Work order = Print exactly those lines that run from the beginning of the data to the line bearing "### 1 The cell of the first run", inclusive.

# # # # #

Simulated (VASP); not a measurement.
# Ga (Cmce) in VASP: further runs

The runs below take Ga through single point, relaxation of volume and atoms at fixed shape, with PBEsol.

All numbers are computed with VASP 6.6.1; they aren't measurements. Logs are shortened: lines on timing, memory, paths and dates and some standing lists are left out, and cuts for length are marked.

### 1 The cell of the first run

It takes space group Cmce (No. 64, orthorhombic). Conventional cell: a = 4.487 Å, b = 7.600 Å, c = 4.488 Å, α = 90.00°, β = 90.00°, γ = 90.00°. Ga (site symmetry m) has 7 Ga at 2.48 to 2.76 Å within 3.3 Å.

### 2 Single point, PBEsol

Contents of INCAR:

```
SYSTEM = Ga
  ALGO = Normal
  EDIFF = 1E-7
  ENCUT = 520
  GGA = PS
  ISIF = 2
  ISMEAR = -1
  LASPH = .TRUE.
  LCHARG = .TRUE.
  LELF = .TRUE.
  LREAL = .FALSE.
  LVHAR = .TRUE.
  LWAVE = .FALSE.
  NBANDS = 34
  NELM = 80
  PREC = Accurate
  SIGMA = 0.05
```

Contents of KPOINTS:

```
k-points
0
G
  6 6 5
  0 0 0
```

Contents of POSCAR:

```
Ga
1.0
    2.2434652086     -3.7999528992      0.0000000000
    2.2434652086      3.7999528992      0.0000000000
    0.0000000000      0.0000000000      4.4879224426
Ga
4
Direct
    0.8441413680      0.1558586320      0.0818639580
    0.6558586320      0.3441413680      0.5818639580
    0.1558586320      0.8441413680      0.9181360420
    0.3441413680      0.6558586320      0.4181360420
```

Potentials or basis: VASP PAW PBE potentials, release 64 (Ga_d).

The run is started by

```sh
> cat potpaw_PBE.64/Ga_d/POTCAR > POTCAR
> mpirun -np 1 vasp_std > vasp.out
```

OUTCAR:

# # # # #

Answer area =
Simulated (VASP); not a measurement.
# Ga (Cmce) in VASP: further runs

The runs below take Ga through single point, relaxation of volume and atoms at fixed shape, with PBEsol.

All numbers are computed with VASP 6.6.1; they aren't measurements. Logs are shortened: lines on timing, memory, paths and dates and some standing lists are left out, and cuts for length are marked.

### 1 The cell of the first run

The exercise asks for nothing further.